### Assignment
From the first line of the data below, repeat each line exactly until you reach the line with "Hf36O71 (tetragonal hafnia"; include that line too.

----- Source data

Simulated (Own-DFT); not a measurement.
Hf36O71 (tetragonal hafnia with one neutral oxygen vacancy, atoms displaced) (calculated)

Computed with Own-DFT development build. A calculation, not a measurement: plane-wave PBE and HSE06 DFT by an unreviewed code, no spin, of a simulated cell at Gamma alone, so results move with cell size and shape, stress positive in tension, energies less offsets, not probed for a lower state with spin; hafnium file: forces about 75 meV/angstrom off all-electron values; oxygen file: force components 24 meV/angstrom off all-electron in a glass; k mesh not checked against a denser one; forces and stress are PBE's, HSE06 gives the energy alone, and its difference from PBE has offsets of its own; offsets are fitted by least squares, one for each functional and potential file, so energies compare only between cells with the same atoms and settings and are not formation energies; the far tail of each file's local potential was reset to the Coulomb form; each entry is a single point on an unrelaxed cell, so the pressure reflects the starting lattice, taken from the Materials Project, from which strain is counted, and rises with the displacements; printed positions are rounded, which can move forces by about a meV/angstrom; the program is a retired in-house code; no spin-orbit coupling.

----------

### Written response
Simulated (Own-DFT); not a measurement.
Hf36O71 (tetragonal hafnia with one neutral oxygen vacancy, atoms displaced) (calculated)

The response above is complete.